RECORDS SHOWN
○ ○ ○ ○ ○

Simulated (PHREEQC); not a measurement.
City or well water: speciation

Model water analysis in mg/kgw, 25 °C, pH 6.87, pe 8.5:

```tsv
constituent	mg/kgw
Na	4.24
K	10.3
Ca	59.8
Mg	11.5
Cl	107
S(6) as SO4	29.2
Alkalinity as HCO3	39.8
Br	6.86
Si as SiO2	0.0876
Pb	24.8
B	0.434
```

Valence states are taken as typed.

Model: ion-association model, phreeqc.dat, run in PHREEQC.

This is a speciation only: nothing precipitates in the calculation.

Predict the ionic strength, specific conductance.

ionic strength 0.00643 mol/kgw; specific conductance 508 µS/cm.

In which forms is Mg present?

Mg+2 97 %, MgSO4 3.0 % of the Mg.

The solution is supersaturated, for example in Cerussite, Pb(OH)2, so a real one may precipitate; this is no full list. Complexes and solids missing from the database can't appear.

○ ○ ○ ○ ○

WORK ORDER
Only the lines above starting at the one containing "Model water analysis" and ending at the one containing "Mg+2 97 %, MgSO4 3.0 % of the Mg.", both included, are to be returned, exactly as they read.

WRITTEN RESPONSE
Model water analysis in mg/kgw, 25 °C, pH 6.87, pe 8.5:

```tsv
constituent	mg/kgw
Na	4.24
K	10.3
Ca	59.8
Mg	11.5
Cl	107
S(6) as SO4	29.2
Alkalinity as HCO3	39.8
Br	6.86
Si as SiO2	0.0876
Pb	24.8
B	0.434
```

Valence states are taken as typed.

Model: ion-association model, phreeqc.dat, run in PHREEQC.

This is a speciation only: nothing precipitates in the calculation.

Predict the ionic strength, specific conductance.

ionic strength 0.00643 mol/kgw; specific conductance 508 µS/cm.

In which forms is Mg present?

Mg+2 97 %, MgSO4 3.0 % of the Mg.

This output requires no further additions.